- _DATA FOR ANALYSIS_
^^^^^^^^^^^^^^^^

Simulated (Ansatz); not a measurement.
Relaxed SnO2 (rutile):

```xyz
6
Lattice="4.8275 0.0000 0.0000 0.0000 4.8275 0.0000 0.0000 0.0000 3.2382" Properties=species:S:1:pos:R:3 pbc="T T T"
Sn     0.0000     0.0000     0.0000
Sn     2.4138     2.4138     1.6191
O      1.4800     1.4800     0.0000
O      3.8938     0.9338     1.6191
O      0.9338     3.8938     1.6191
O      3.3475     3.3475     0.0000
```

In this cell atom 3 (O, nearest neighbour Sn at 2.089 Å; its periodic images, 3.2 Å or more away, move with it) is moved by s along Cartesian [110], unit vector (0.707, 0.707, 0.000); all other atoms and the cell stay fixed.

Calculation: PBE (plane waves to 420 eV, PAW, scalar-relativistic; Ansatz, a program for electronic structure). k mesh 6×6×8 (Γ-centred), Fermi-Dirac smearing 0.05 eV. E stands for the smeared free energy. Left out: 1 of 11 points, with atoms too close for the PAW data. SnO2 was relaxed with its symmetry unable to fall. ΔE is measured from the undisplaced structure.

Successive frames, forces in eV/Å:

^^^^^^^^^^^^^^^^

Only the lines from the beginning of the material through the line with "In this cell" should appear in the answer, each copied exactly.

Simulated (Ansatz); not a measurement.
Relaxed SnO2 (rutile):

```xyz
6
Lattice="4.8275 0.0000 0.0000 0.0000 4.8275 0.0000 0.0000 0.0000 3.2382" Properties=species:S:1:pos:R:3 pbc="T T T"
Sn     0.0000     0.0000     0.0000
Sn     2.4138     2.4138     1.6191
O      1.4800     1.4800     0.0000
O      3.8938     0.9338     1.6191
O      0.9338     3.8938     1.6191
O      3.3475     3.3475     0.0000
```

In this cell atom 3 (O, nearest neighbour Sn at 2.089 Å; its periodic images, 3.2 Å or more away, move with it) is moved by s along Cartesian [110], unit vector (0.707, 0.707, 0.000); all other atoms and the cell stay fixed.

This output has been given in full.